Segment Start: GIVEN ENTRIES
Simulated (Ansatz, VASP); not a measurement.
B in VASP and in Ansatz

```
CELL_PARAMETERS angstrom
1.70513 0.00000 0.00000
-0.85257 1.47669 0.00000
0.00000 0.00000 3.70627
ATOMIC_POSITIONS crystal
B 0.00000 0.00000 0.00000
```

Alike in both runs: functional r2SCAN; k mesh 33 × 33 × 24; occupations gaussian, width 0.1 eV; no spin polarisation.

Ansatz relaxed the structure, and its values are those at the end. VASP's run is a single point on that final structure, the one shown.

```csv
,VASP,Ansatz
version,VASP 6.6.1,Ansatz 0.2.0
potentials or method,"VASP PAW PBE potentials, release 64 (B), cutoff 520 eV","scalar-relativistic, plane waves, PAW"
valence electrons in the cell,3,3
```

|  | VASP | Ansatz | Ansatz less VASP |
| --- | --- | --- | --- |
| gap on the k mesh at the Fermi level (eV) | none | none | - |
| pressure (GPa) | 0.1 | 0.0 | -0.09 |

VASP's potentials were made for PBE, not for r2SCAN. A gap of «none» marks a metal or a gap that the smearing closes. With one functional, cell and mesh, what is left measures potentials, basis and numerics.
Segment End: GIVEN ENTRIES

▶ _WORK ORDER_
From the records above, transcribe exactly the run of lines that opens with the line holding "Alike in both" and closes with the line holding "0.0 | -0.09 |", both included.

▶ _WRITTEN REPLY_
Alike in both runs: functional r2SCAN; k mesh 33 × 33 × 24; occupations gaussian, width 0.1 eV; no spin polarisation.

Ansatz relaxed the structure, and its values are those at the end. VASP's run is a single point on that final structure, the one shown.

```csv
,VASP,Ansatz
version,VASP 6.6.1,Ansatz 0.2.0
potentials or method,"VASP PAW PBE potentials, release 64 (B), cutoff 520 eV","scalar-relativistic, plane waves, PAW"
valence electrons in the cell,3,3
```

|  | VASP | Ansatz | Ansatz less VASP |
| --- | --- | --- | --- |
| gap on the k mesh at the Fermi level (eV) | none | none | - |
| pressure (GPa) | 0.1 | 0.0 | -0.09 |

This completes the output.